## ACTION ITEM
Which lines come from the start of the records through the line that holds "Which structure gave them?"? Write them out word for word.

## RECORDS PROVIDED
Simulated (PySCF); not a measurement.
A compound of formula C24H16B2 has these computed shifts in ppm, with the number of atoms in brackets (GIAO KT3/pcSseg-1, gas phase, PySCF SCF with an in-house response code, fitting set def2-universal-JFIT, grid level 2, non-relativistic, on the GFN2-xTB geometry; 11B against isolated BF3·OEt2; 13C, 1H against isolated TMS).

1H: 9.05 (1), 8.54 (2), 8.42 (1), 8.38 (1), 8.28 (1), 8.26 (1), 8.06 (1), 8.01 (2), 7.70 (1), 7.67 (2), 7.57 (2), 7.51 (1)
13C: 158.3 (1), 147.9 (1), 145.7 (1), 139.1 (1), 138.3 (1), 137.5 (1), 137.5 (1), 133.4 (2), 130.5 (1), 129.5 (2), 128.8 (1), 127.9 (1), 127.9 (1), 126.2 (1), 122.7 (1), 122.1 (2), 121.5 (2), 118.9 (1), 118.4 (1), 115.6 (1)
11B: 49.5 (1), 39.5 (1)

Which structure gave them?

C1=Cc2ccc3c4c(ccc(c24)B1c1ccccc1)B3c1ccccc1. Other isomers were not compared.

## EXPECTED ANSWER
Simulated (PySCF); not a measurement.
A compound of formula C24H16B2 has these computed shifts in ppm, with the number of atoms in brackets (GIAO KT3/pcSseg-1, gas phase, PySCF SCF with an in-house response code, fitting set def2-universal-JFIT, grid level 2, non-relativistic, on the GFN2-xTB geometry; 11B against isolated BF3·OEt2; 13C, 1H against isolated TMS).

1H: 9.05 (1), 8.54 (2), 8.42 (1), 8.38 (1), 8.28 (1), 8.26 (1), 8.06 (1), 8.01 (2), 7.70 (1), 7.67 (2), 7.57 (2), 7.51 (1)
13C: 158.3 (1), 147.9 (1), 145.7 (1), 139.1 (1), 138.3 (1), 137.5 (1), 137.5 (1), 133.4 (2), 130.5 (1), 129.5 (2), 128.8 (1), 127.9 (1), 127.9 (1), 126.2 (1), 122.7 (1), 122.1 (2), 121.5 (2), 118.9 (1), 118.4 (1), 115.6 (1)
11B: 49.5 (1), 39.5 (1)

Which structure gave them?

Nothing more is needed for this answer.